WORK TASK: Please copy the data shown below, word for word.

STUDY MATERIAL:
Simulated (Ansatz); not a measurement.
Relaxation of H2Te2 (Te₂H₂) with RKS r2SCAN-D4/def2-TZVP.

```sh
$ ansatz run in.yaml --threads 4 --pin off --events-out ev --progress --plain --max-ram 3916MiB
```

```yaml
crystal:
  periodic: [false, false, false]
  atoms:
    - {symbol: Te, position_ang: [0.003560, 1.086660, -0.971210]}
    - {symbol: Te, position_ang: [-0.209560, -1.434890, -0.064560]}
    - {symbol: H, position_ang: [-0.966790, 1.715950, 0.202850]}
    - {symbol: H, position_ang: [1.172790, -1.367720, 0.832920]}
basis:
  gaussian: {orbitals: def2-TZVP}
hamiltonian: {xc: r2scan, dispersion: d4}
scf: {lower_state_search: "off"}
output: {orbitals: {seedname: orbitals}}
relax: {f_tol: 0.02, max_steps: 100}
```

SOLUTION:
Simulated (Ansatz); not a measurement.
Relaxation of H2Te2 (Te₂H₂) with RKS r2SCAN-D4/def2-TZVP.

```sh
$ ansatz run in.yaml --threads 4 --pin off --events-out ev --progress --plain --max-ram 3916MiB
```

```yaml
crystal:
  periodic: [false, false, false]
  atoms:
    - {symbol: Te, position_ang: [0.003560, 1.086660, -0.971210]}
    - {symbol: Te, position_ang: [-0.209560, -1.434890, -0.064560]}
    - {symbol: H, position_ang: [-0.966790, 1.715950, 0.202850]}
    - {symbol: H, position_ang: [1.172790, -1.367720, 0.832920]}
basis:
  gaussian: {orbitals: def2-TZVP}
hamiltonian: {xc: r2scan, dispersion: d4}
scf: {lower_state_search: "off"}
output: {orbitals: {seedname: orbitals}}
relax: {f_tol: 0.02, max_steps: 100}
```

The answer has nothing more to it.